──────── Exercise data ────────

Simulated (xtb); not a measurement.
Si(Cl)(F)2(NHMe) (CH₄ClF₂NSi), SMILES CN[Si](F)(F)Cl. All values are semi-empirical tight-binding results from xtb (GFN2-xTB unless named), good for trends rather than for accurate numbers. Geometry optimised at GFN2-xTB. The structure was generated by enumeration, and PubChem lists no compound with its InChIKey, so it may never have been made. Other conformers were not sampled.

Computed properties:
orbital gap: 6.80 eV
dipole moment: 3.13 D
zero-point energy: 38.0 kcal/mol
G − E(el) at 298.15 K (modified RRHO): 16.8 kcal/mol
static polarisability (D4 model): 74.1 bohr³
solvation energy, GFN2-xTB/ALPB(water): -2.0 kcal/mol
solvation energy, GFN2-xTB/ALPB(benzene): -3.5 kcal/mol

────────

Work item — Set the whole listing down again so that it matches the original exactly.

Exercise response —
Simulated (xtb); not a measurement.
Si(Cl)(F)2(NHMe) (CH₄ClF₂NSi), SMILES CN[Si](F)(F)Cl. All values are semi-empirical tight-binding results from xtb (GFN2-xTB unless named), good for trends rather than for accurate numbers. Geometry optimised at GFN2-xTB. The structure was generated by enumeration, and PubChem lists no compound with its InChIKey, so it may never have been made. Other conformers were not sampled.

Computed properties:
orbital gap: 6.80 eV
dipole moment: 3.13 D
zero-point energy: 38.0 kcal/mol
G − E(el) at 298.15 K (modified RRHO): 16.8 kcal/mol
static polarisability (D4 model): 74.1 bohr³
solvation energy, GFN2-xTB/ALPB(water): -2.0 kcal/mol
solvation energy, GFN2-xTB/ALPB(benzene): -3.5 kcal/mol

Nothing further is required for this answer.